Going from the top of the data below, give again each line through the one containing "Ansatz PAW |", both ends kept.

### Dataset content
=======
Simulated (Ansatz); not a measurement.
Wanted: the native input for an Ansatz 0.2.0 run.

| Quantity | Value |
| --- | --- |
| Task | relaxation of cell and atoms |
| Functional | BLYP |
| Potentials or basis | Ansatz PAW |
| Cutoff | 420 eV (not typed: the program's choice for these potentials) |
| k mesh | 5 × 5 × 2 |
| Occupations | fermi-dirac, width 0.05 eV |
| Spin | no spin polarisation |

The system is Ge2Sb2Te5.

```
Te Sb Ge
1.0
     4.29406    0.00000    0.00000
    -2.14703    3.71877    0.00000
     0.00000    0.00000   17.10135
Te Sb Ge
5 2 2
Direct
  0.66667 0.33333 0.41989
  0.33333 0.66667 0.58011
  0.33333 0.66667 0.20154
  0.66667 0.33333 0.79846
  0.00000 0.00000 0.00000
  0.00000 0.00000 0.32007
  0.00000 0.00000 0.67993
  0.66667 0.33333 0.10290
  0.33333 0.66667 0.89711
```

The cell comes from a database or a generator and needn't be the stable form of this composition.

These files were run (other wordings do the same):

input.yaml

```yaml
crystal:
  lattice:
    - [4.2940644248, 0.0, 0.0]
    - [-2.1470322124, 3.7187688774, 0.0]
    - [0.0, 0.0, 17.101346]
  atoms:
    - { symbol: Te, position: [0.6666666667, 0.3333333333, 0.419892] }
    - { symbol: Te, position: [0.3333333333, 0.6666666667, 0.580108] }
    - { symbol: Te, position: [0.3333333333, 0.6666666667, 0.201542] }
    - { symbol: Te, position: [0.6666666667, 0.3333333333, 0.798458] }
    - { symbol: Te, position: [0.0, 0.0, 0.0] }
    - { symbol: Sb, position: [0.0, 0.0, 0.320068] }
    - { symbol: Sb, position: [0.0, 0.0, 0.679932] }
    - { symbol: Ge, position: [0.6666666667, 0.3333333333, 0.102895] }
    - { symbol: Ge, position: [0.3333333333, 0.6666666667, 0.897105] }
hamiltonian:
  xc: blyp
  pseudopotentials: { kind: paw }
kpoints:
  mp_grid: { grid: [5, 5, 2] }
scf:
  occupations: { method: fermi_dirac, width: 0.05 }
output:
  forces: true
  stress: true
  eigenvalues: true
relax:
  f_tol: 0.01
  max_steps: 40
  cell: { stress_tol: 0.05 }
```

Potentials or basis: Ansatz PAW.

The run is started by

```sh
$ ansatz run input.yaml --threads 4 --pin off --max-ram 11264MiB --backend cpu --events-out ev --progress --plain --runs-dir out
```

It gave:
=======

### Result
Simulated (Ansatz); not a measurement.
Wanted: the native input for an Ansatz 0.2.0 run.

| Quantity | Value |
| --- | --- |
| Task | relaxation of cell and atoms |
| Functional | BLYP |
| Potentials or basis | Ansatz PAW |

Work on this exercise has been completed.